Source information:
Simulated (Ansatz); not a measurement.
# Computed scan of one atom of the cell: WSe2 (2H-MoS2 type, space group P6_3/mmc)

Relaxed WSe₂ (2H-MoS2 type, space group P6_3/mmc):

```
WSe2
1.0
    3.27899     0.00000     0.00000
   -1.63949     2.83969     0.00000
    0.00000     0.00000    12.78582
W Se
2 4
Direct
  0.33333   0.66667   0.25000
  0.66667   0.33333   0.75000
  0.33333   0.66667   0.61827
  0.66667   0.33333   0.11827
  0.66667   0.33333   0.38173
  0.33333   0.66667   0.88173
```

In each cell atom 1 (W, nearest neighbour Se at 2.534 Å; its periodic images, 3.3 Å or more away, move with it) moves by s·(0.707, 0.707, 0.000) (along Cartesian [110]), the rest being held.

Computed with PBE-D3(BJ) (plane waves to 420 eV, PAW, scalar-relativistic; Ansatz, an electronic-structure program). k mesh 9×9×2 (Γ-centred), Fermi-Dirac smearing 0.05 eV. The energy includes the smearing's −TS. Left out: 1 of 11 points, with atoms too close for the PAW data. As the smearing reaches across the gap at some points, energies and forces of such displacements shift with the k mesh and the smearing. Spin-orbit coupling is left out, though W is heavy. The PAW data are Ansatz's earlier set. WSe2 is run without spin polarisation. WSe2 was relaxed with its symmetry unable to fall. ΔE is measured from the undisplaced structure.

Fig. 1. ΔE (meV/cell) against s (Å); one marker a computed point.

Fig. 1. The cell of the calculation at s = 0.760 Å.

Activity: Begin at the first line of the material above. Transcribe each line exactly, ending with the line that contains "In each cell".

Response area:
Simulated (Ansatz); not a measurement.
# Computed scan of one atom of the cell: WSe2 (2H-MoS2 type, space group P6_3/mmc)

Relaxed WSe₂ (2H-MoS2 type, space group P6_3/mmc):

```
WSe2
1.0
    3.27899     0.00000     0.00000
   -1.63949     2.83969     0.00000
    0.00000     0.00000    12.78582
W Se
2 4
Direct
  0.33333   0.66667   0.25000
  0.66667   0.33333   0.75000
  0.33333   0.66667   0.61827
  0.66667   0.33333   0.11827
  0.66667   0.33333   0.38173
  0.33333   0.66667   0.88173
```

In each cell atom 1 (W, nearest neighbour Se at 2.534 Å; its periodic images, 3.3 Å or more away, move with it) moves by s·(0.707, 0.707, 0.000) (along Cartesian [110]), the rest being held.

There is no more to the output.